:: Requirement ::
Range to reproduce from the entries below: the line with "4.05 | 7.31 |", the line with "4.96 | 10.02 |", and every line in between. Give them exactly and give nothing else.

:: Extracted entries ::
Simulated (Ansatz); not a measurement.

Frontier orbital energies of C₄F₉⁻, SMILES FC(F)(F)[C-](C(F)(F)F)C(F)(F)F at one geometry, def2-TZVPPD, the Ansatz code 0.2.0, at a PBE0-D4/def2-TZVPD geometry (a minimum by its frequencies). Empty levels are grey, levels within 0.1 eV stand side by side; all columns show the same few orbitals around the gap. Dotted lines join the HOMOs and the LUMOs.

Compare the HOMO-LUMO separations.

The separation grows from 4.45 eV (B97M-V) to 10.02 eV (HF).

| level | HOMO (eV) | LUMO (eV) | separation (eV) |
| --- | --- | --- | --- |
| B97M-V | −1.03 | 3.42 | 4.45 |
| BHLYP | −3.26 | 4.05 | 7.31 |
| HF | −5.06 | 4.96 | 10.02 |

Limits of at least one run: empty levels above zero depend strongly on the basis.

:: Task answer ::
| BHLYP | −3.26 | 4.05 | 7.31 |
| HF | −5.06 | 4.96 | 10.02 |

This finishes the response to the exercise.